Start at the line below containing "Write the same" and stop at the line containing "1.55 | In 11.09; P 1.55 |". Repeat every line of that stretch exactly, and nothing outside it.

________________________________________

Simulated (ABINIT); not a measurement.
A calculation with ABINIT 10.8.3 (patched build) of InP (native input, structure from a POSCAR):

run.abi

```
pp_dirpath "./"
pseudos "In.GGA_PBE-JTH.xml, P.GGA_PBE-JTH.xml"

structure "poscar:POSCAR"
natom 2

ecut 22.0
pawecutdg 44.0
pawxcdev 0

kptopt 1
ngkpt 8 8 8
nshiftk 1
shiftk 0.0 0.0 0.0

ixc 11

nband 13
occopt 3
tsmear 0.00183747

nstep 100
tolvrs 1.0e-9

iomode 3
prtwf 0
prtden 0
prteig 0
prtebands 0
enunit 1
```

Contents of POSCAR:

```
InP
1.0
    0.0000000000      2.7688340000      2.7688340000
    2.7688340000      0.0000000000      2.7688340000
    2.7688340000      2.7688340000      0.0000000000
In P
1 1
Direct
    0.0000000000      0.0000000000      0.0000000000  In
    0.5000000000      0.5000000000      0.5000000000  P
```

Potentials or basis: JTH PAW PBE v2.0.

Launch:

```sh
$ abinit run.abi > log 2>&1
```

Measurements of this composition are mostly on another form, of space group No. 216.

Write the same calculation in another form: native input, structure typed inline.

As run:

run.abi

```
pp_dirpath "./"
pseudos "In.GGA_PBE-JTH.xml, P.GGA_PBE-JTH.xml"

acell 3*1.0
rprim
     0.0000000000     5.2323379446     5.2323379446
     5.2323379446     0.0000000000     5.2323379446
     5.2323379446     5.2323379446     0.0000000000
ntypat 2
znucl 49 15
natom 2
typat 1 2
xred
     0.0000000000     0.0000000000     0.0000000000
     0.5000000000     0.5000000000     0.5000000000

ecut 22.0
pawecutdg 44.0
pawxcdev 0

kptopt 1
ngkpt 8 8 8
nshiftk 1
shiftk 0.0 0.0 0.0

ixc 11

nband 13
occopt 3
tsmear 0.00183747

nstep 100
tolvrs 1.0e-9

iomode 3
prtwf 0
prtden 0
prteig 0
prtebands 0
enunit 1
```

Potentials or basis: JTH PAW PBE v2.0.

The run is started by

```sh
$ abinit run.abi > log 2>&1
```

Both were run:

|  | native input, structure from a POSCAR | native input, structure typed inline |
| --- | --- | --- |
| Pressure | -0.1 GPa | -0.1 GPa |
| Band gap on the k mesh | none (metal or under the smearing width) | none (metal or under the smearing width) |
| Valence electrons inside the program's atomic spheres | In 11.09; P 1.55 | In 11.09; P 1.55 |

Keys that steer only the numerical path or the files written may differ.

________________________________________

▸ Exercise response:
Write the same calculation in another form: native input, structure typed inline.

As run:

run.abi

```
pp_dirpath "./"
pseudos "In.GGA_PBE-JTH.xml, P.GGA_PBE-JTH.xml"

acell 3*1.0
rprim
     0.0000000000     5.2323379446     5.2323379446
     5.2323379446     0.0000000000     5.2323379446
     5.2323379446     5.2323379446     0.0000000000
ntypat 2
znucl 49 15
natom 2
typat 1 2
xred
     0.0000000000     0.0000000000     0.0000000000
     0.5000000000     0.5000000000     0.5000000000

ecut 22.0
pawecutdg 44.0
pawxcdev 0

kptopt 1
ngkpt 8 8 8
nshiftk 1
shiftk 0.0 0.0 0.0

ixc 11

nband 13
occopt 3
tsmear 0.00183747

nstep 100
tolvrs 1.0e-9

iomode 3
prtwf 0
prtden 0
prteig 0
prtebands 0
enunit 1
```

Potentials or basis: JTH PAW PBE v2.0.

The run is started by

```sh
$ abinit run.abi > log 2>&1
```

Both were run:

|  | native input, structure from a POSCAR | native input, structure typed inline |
| --- | --- | --- |
| Pressure | -0.1 GPa | -0.1 GPa |
| Band gap on the k mesh | none (metal or under the smearing width) | none (metal or under the smearing width) |
| Valence electrons inside the program's atomic spheres | In 11.09; P 1.55 | In 11.09; P 1.55 |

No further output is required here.